Start of Entries shown
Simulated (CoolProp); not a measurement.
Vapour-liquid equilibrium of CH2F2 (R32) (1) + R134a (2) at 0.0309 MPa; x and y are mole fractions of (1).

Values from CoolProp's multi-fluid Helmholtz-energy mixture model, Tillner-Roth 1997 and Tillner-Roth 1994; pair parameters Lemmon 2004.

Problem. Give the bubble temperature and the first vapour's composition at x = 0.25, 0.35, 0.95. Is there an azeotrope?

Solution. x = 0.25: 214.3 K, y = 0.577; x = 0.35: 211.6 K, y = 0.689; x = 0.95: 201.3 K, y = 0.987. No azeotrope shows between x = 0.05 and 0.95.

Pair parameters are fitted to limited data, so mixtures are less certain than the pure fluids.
End of Entries shown

Exercise => Copy down every record, keeping each one exact.

Answer section =>
Simulated (CoolProp); not a measurement.
Vapour-liquid equilibrium of CH2F2 (R32) (1) + R134a (2) at 0.0309 MPa; x and y are mole fractions of (1).

Values from CoolProp's multi-fluid Helmholtz-energy mixture model, Tillner-Roth 1997 and Tillner-Roth 1994; pair parameters Lemmon 2004.

Problem. Give the bubble temperature and the first vapour's composition at x = 0.25, 0.35, 0.95. Is there an azeotrope?

Solution. x = 0.25: 214.3 K, y = 0.577; x = 0.35: 211.6 K, y = 0.689; x = 0.95: 201.3 K, y = 0.987. No azeotrope shows between x = 0.05 and 0.95.

Pair parameters are fitted to limited data, so mixtures are less certain than the pure fluids.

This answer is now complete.